## ACTION ITEM
Answer with the exact lines of the following material from the one containing "less VASP |" through the one containing "LDA's correlation is", both end lines included.

## RECORDS SHOWN
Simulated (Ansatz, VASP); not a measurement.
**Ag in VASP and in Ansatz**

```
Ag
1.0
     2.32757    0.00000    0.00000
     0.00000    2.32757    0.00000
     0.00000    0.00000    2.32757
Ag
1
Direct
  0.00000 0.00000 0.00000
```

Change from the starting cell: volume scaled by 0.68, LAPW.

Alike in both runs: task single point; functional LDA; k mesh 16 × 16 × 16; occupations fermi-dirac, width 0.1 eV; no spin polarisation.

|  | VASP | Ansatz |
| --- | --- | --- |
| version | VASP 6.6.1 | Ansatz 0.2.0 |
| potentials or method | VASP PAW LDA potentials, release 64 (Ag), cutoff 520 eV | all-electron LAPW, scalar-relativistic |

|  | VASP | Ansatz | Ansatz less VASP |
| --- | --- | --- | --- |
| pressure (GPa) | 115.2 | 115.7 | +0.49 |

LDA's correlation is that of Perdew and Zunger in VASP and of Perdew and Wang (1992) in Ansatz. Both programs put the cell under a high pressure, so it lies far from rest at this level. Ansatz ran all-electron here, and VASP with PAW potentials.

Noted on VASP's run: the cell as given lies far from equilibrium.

## YOUR RESPONSE
|  | VASP | Ansatz | Ansatz less VASP |
| --- | --- | --- | --- |
| pressure (GPa) | 115.2 | 115.7 | +0.49 |

LDA's correlation is that of Perdew and Zunger in VASP and of Perdew and Wang (1992) in Ansatz. Both programs put the cell under a high pressure, so it lies far from rest at this level. Ansatz ran all-electron here, and VASP with PAW potentials.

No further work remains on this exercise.